• _REQUIREMENT_:
What is needed here is an exact repetition of the records below, beginning at the line that has "Q: Fit these" and stopping after the line that has "A: A cubic in".

--- START ---

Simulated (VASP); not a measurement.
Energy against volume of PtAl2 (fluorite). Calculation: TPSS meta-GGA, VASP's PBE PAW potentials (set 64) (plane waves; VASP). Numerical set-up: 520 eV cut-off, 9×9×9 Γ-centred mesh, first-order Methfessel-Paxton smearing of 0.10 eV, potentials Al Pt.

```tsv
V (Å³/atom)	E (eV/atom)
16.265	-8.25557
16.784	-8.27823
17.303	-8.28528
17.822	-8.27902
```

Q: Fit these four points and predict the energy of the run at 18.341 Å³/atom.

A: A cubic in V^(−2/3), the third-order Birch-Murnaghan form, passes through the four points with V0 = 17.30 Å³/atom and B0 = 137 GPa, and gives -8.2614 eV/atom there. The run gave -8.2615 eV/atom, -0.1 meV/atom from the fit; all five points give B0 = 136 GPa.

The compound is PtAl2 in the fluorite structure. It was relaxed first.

--- END ---

• _TASK SOLUTION_:
Q: Fit these four points and predict the energy of the run at 18.341 Å³/atom.

A: A cubic in V^(−2/3), the third-order Birch-Murnaghan form, passes through the four points with V0 = 17.30 Å³/atom and B0 = 137 GPa, and gives -8.2614 eV/atom there. The run gave -8.2615 eV/atom, -0.1 meV/atom from the fit; all five points give B0 = 136 GPa.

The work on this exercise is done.